--- Required action ---
Up to and including the line with "181.1 | 0.21 |", repeat every line of the listing exactly, beginning at the first.

--- Record set ---
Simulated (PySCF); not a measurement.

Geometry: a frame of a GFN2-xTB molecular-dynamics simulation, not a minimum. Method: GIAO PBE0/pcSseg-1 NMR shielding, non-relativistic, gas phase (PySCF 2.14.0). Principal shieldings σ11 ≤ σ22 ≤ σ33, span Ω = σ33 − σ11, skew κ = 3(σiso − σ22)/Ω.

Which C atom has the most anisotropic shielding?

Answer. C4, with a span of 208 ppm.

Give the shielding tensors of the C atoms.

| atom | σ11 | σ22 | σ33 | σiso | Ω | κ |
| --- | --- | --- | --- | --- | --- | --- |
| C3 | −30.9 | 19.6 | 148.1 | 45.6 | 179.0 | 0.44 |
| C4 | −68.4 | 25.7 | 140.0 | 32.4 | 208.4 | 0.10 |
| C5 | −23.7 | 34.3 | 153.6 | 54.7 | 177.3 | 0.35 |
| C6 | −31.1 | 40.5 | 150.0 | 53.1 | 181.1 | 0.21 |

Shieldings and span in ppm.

--- Response ---
Simulated (PySCF); not a measurement.

Geometry: a frame of a GFN2-xTB molecular-dynamics simulation, not a minimum. Method: GIAO PBE0/pcSseg-1 NMR shielding, non-relativistic, gas phase (PySCF 2.14.0). Principal shieldings σ11 ≤ σ22 ≤ σ33, span Ω = σ33 − σ11, skew κ = 3(σiso − σ22)/Ω.

Which C atom has the most anisotropic shielding?

Answer. C4, with a span of 208 ppm.

Give the shielding tensors of the C atoms.

| atom | σ11 | σ22 | σ33 | σiso | Ω | κ |
| --- | --- | --- | --- | --- | --- | --- |
| C3 | −30.9 | 19.6 | 148.1 | 45.6 | 179.0 | 0.44 |
| C4 | −68.4 | 25.7 | 140.0 | 32.4 | 208.4 | 0.10 |
| C5 | −23.7 | 34.3 | 153.6 | 54.7 | 177.3 | 0.35 |
| C6 | −31.1 | 40.5 | 150.0 | 53.1 | 181.1 | 0.21 |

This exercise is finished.